_EXERCISE_. The entries follow. Please return all of them exactly.

_DATA EXTRACT_.
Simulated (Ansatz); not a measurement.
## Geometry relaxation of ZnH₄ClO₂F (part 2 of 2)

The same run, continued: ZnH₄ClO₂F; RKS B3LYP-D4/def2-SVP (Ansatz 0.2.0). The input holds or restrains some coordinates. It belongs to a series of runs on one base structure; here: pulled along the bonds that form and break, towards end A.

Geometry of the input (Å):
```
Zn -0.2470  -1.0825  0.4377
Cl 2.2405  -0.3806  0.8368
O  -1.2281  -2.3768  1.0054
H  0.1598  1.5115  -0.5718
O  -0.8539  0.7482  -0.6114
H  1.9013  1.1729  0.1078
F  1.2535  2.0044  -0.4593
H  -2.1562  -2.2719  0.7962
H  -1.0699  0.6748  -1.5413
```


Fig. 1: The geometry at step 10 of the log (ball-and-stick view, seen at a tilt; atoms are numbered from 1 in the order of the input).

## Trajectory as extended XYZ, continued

_WRITTEN SOLUTION_.
Simulated (Ansatz); not a measurement.
## Geometry relaxation of ZnH₄ClO₂F (part 2 of 2)

The same run, continued: ZnH₄ClO₂F; RKS B3LYP-D4/def2-SVP (Ansatz 0.2.0). The input holds or restrains some coordinates. It belongs to a series of runs on one base structure; here: pulled along the bonds that form and break, towards end A.

Geometry of the input (Å):
```
Zn -0.2470  -1.0825  0.4377
Cl 2.2405  -0.3806  0.8368
O  -1.2281  -2.3768  1.0054
H  0.1598  1.5115  -0.5718
O  -0.8539  0.7482  -0.6114
H  1.9013  1.1729  0.1078
F  1.2535  2.0044  -0.4593
H  -2.1562  -2.2719  0.7962
H  -1.0699  0.6748  -1.5413
```


Fig. 1: The geometry at step 10 of the log (ball-and-stick view, seen at a tilt; atoms are numbered from 1 in the order of the input).

## Trajectory as extended XYZ, continued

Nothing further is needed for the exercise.